******

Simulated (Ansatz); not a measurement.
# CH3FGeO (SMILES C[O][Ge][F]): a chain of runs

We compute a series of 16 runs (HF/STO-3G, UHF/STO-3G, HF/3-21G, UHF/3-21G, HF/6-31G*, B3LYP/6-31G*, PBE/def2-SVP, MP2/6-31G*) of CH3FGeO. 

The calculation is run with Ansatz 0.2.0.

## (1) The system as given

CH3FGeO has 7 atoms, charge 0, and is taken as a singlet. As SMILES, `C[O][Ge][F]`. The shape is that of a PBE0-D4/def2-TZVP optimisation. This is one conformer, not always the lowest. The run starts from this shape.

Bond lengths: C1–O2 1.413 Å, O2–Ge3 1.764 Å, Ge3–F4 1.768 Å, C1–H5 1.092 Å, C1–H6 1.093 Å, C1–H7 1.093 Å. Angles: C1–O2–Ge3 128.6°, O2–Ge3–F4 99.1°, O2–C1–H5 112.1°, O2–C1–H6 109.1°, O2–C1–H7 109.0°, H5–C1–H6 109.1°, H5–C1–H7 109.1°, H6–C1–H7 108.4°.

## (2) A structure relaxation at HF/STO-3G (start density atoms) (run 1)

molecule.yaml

******

Work order: Return word for word the lines above from the line with "We compute a" to the line with "## (2) A structure", including both and leaving out all others.

Your solution:
We compute a series of 16 runs (HF/STO-3G, UHF/STO-3G, HF/3-21G, UHF/3-21G, HF/6-31G*, B3LYP/6-31G*, PBE/def2-SVP, MP2/6-31G*) of CH3FGeO. 

The calculation is run with Ansatz 0.2.0.

## (1) The system as given

CH3FGeO has 7 atoms, charge 0, and is taken as a singlet. As SMILES, `C[O][Ge][F]`. The shape is that of a PBE0-D4/def2-TZVP optimisation. This is one conformer, not always the lowest. The run starts from this shape.

Bond lengths: C1–O2 1.413 Å, O2–Ge3 1.764 Å, Ge3–F4 1.768 Å, C1–H5 1.092 Å, C1–H6 1.093 Å, C1–H7 1.093 Å. Angles: C1–O2–Ge3 128.6°, O2–Ge3–F4 99.1°, O2–C1–H5 112.1°, O2–C1–H6 109.1°, O2–C1–H7 109.0°, H5–C1–H6 109.1°, H5–C1–H7 109.1°, H6–C1–H7 108.4°.

## (2) A structure relaxation at HF/STO-3G (start density atoms) (run 1)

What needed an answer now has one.